■ ■ ■ ■ ■

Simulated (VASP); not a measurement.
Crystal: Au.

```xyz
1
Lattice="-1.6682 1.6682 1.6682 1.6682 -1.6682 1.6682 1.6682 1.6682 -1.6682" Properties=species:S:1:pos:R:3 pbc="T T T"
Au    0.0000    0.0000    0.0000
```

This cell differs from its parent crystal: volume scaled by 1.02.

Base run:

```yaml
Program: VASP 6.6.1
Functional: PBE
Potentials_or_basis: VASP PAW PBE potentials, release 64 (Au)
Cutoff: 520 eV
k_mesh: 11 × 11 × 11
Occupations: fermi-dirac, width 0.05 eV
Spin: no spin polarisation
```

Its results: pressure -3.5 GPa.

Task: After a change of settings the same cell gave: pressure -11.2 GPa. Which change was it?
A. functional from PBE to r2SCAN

■ ■ ■ ■ ■

> [Work instruction] Each entry above must be retyped exactly.

> [Answer space]
Simulated (VASP); not a measurement.
Crystal: Au.

```xyz
1
Lattice="-1.6682 1.6682 1.6682 1.6682 -1.6682 1.6682 1.6682 1.6682 -1.6682" Properties=species:S:1:pos:R:3 pbc="T T T"
Au    0.0000    0.0000    0.0000
```

This cell differs from its parent crystal: volume scaled by 1.02.

Base run:

```yaml
Program: VASP 6.6.1
Functional: PBE
Potentials_or_basis: VASP PAW PBE potentials, release 64 (Au)
Cutoff: 520 eV
k_mesh: 11 × 11 × 11
Occupations: fermi-dirac, width 0.05 eV
Spin: no spin polarisation
```

Its results: pressure -3.5 GPa.

Task: After a change of settings the same cell gave: pressure -11.2 GPa. Which change was it?
A. functional from PBE to r2SCAN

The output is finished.